*Work request*.
The entire listing below needs to be transcribed word for word.

────────────────

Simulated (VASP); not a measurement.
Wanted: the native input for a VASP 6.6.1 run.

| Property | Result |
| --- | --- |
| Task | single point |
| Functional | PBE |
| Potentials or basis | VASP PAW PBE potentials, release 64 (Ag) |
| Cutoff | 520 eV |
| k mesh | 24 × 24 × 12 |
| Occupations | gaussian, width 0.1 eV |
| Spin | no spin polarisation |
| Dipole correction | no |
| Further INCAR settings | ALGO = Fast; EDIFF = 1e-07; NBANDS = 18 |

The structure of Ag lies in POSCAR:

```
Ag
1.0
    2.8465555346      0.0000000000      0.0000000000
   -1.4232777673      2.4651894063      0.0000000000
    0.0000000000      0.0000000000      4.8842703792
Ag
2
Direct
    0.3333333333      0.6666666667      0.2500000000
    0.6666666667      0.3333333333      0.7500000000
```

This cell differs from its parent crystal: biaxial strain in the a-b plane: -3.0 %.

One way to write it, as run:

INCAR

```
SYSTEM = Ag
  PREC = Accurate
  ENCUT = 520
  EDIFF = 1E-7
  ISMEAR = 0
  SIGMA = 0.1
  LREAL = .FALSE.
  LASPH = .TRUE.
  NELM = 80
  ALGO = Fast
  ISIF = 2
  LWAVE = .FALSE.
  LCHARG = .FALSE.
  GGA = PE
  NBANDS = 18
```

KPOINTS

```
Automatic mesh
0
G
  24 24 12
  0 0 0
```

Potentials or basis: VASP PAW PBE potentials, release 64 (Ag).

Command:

────────────────

*Exercise solution*.
Simulated (VASP); not a measurement.
Wanted: the native input for a VASP 6.6.1 run.

| Property | Result |
| --- | --- |
| Task | single point |
| Functional | PBE |
| Potentials or basis | VASP PAW PBE potentials, release 64 (Ag) |
| Cutoff | 520 eV |
| k mesh | 24 × 24 × 12 |
| Occupations | gaussian, width 0.1 eV |
| Spin | no spin polarisation |
| Dipole correction | no |
| Further INCAR settings | ALGO = Fast; EDIFF = 1e-07; NBANDS = 18 |

The structure of Ag lies in POSCAR:

```
Ag
1.0
    2.8465555346      0.0000000000      0.0000000000
   -1.4232777673      2.4651894063      0.0000000000
    0.0000000000      0.0000000000      4.8842703792
Ag
2
Direct
    0.3333333333      0.6666666667      0.2500000000
    0.6666666667      0.3333333333      0.7500000000
```

This cell differs from its parent crystal: biaxial strain in the a-b plane: -3.0 %.

One way to write it, as run:

INCAR

```
SYSTEM = Ag
  PREC = Accurate
  ENCUT = 520
  EDIFF = 1E-7
  ISMEAR = 0
  SIGMA = 0.1
  LREAL = .FALSE.
  LASPH = .TRUE.
  NELM = 80
  ALGO = Fast
  ISIF = 2
  LWAVE = .FALSE.
  LCHARG = .FALSE.
  GGA = PE
  NBANDS = 18
```

KPOINTS

```
Automatic mesh
0
G
  24 24 12
  0 0 0
```

Potentials or basis: VASP PAW PBE potentials, release 64 (Ag).

Command:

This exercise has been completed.